_ENTRIES SUPPLIED_
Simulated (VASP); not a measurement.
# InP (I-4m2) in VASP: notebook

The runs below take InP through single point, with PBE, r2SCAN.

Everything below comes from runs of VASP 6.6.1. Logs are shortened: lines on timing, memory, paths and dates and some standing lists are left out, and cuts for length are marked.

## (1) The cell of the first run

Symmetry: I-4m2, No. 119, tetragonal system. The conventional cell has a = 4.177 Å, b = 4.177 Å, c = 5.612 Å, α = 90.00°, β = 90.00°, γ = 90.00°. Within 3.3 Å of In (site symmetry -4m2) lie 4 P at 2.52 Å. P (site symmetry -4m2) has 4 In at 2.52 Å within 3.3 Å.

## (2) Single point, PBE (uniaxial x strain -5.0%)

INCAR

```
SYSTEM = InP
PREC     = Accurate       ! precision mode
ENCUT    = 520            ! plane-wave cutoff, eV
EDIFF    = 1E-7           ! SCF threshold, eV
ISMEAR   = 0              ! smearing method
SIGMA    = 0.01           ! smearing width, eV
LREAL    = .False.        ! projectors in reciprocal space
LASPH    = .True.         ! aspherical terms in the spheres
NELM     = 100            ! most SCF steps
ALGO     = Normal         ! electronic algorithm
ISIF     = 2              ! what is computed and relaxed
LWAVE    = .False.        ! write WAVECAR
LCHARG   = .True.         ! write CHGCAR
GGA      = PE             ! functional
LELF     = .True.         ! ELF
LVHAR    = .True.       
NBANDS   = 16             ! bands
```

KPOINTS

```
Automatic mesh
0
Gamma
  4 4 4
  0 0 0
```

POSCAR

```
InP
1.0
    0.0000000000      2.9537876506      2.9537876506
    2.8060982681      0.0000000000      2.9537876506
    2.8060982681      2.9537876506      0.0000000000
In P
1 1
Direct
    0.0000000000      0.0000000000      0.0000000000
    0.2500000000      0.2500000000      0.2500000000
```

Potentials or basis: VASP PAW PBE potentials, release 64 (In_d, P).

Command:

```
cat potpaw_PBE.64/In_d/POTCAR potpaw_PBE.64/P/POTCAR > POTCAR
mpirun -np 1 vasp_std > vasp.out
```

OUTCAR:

_ACTION ITEM_
Could you please copy the lines of the listing above exactly, from its first line through the line bearing "The runs below", and nothing more?

_EXERCISE SOLUTION_
Simulated (VASP); not a measurement.
# InP (I-4m2) in VASP: notebook

The runs below take InP through single point, with PBE, r2SCAN.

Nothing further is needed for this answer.